[ASSIGNMENT]
Retype only the lines at the head of the records, first through the one with "This isn't the", exactly as written.

[DATA FOR REVIEW]
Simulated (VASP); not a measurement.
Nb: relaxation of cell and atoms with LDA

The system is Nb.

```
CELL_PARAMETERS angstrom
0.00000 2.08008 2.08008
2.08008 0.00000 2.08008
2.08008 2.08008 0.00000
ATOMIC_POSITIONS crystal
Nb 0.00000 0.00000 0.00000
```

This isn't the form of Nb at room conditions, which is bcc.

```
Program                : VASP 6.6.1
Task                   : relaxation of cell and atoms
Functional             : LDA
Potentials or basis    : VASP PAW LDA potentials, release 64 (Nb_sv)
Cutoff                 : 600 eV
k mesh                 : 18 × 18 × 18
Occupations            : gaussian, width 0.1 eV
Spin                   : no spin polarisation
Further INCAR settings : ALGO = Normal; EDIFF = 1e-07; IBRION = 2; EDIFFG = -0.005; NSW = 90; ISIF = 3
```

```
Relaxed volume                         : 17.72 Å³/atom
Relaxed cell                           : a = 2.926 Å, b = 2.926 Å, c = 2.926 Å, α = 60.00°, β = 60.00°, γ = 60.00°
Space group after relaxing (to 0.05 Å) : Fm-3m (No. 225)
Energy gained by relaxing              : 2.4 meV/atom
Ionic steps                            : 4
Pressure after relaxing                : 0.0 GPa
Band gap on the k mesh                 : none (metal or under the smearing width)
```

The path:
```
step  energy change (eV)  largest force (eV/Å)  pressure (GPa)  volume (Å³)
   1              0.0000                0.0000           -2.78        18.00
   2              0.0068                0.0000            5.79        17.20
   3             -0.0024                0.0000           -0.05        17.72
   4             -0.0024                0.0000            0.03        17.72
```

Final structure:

[RESPONSE BOX]
Simulated (VASP); not a measurement.
Nb: relaxation of cell and atoms with LDA

The system is Nb.

```
CELL_PARAMETERS angstrom
0.00000 2.08008 2.08008
2.08008 0.00000 2.08008
2.08008 2.08008 0.00000
ATOMIC_POSITIONS crystal
Nb 0.00000 0.00000 0.00000
```

This isn't the form of Nb at room conditions, which is bcc.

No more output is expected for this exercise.